■ Data for analysis
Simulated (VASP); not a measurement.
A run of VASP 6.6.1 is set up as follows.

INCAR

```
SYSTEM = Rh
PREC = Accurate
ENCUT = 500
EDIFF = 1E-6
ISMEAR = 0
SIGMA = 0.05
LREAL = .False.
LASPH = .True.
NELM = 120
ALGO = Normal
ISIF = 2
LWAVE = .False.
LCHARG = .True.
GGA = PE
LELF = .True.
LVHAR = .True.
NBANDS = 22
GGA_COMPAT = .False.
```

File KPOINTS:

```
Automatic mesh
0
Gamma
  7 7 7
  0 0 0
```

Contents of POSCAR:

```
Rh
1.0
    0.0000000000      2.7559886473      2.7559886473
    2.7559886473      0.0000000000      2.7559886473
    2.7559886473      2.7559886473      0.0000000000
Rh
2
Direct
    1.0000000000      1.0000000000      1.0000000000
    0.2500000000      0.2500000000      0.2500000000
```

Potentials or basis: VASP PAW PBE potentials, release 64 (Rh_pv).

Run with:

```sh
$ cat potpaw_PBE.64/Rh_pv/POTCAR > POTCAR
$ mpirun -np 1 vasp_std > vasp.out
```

■ Required action
Each line of the listing should be printed again, exactly.

■ Answer space
Simulated (VASP); not a measurement.
A run of VASP 6.6.1 is set up as follows.

INCAR

```
SYSTEM = Rh
PREC = Accurate
ENCUT = 500
EDIFF = 1E-6
ISMEAR = 0
SIGMA = 0.05
LREAL = .False.
LASPH = .True.
NELM = 120
ALGO = Normal
ISIF = 2
LWAVE = .False.
LCHARG = .True.
GGA = PE
LELF = .True.
LVHAR = .True.
NBANDS = 22
GGA_COMPAT = .False.
```

File KPOINTS:

```
Automatic mesh
0
Gamma
  7 7 7
  0 0 0
```

Contents of POSCAR:

```
Rh
1.0
    0.0000000000      2.7559886473      2.7559886473
    2.7559886473      0.0000000000      2.7559886473
    2.7559886473      2.7559886473      0.0000000000
Rh
2
Direct
    1.0000000000      1.0000000000      1.0000000000
    0.2500000000      0.2500000000      0.2500000000
```

Potentials or basis: VASP PAW PBE potentials, release 64 (Rh_pv).

Run with:

```sh
$ cat potpaw_PBE.64/Rh_pv/POTCAR > POTCAR
$ mpirun -np 1 vasp_std > vasp.out
```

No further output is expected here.